• **Work task**:
Each line of the records needs to come back exactly as written.

** Material provided follows **

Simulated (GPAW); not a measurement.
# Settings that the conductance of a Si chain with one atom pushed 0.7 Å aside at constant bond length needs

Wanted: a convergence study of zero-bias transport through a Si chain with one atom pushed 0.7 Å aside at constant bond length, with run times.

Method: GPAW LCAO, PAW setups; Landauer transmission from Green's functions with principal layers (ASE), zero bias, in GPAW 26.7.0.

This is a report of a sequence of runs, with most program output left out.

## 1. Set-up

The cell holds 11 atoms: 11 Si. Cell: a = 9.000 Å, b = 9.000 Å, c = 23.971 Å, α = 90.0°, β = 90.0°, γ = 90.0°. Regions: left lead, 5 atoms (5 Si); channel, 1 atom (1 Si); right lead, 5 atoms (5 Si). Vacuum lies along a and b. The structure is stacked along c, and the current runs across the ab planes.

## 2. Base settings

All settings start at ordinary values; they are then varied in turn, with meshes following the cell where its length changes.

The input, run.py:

** End of Material provided **

• **Written response**:
Simulated (GPAW); not a measurement.
# Settings that the conductance of a Si chain with one atom pushed 0.7 Å aside at constant bond length needs

Wanted: a convergence study of zero-bias transport through a Si chain with one atom pushed 0.7 Å aside at constant bond length, with run times.

Method: GPAW LCAO, PAW setups; Landauer transmission from Green's functions with principal layers (ASE), zero bias, in GPAW 26.7.0.

This is a report of a sequence of runs, with most program output left out.

## 1. Set-up

The cell holds 11 atoms: 11 Si. Cell: a = 9.000 Å, b = 9.000 Å, c = 23.971 Å, α = 90.0°, β = 90.0°, γ = 90.0°. Regions: left lead, 5 atoms (5 Si); channel, 1 atom (1 Si); right lead, 5 atoms (5 Si). Vacuum lies along a and b. The structure is stacked along c, and the current runs across the ab planes.

## 2. Base settings

All settings start at ordinary values; they are then varied in turn, with meshes following the cell where its length changes.

The input, run.py:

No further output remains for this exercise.